> **Required action**
Search the listing below for the line containing "SMILES: O=CC1=CCC=CC1". From there through the line containing "Question: What is", transcribe every line exactly, both ends included.

::: Provided information :::

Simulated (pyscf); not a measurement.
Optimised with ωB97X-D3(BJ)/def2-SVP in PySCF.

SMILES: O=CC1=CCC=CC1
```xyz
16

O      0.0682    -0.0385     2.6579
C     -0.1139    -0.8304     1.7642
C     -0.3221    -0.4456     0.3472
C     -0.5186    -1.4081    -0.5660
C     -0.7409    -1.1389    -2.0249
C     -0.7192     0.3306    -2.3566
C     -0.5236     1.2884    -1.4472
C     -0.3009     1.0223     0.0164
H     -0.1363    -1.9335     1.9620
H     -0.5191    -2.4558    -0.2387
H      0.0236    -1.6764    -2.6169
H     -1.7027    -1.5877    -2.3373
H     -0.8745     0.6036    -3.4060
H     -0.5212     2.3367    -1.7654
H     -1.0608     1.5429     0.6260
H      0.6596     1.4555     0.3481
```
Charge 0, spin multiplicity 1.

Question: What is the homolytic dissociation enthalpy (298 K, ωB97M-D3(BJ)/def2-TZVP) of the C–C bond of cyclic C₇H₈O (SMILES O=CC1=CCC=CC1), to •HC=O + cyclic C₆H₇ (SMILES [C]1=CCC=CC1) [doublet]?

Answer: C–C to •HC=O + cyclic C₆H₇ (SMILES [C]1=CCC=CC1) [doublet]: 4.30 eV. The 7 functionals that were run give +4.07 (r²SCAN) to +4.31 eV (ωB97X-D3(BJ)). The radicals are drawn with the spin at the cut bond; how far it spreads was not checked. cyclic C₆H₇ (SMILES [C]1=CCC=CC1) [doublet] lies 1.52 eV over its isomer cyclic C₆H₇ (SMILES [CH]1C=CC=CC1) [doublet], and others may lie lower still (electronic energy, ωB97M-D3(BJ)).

:::

> **Your solution**
SMILES: O=CC1=CCC=CC1
```xyz
16

O      0.0682    -0.0385     2.6579
C     -0.1139    -0.8304     1.7642
C     -0.3221    -0.4456     0.3472
C     -0.5186    -1.4081    -0.5660
C     -0.7409    -1.1389    -2.0249
C     -0.7192     0.3306    -2.3566
C     -0.5236     1.2884    -1.4472
C     -0.3009     1.0223     0.0164
H     -0.1363    -1.9335     1.9620
H     -0.5191    -2.4558    -0.2387
H      0.0236    -1.6764    -2.6169
H     -1.7027    -1.5877    -2.3373
H     -0.8745     0.6036    -3.4060
H     -0.5212     2.3367    -1.7654
H     -1.0608     1.5429     0.6260
H      0.6596     1.4555     0.3481
```
Charge 0, spin multiplicity 1.

Question: What is the homolytic dissociation enthalpy (298 K, ωB97M-D3(BJ)/def2-TZVP) of the C–C bond of cyclic C₇H₈O (SMILES O=CC1=CCC=CC1), to •HC=O + cyclic C₆H₇ (SMILES [C]1=CCC=CC1) [doublet]?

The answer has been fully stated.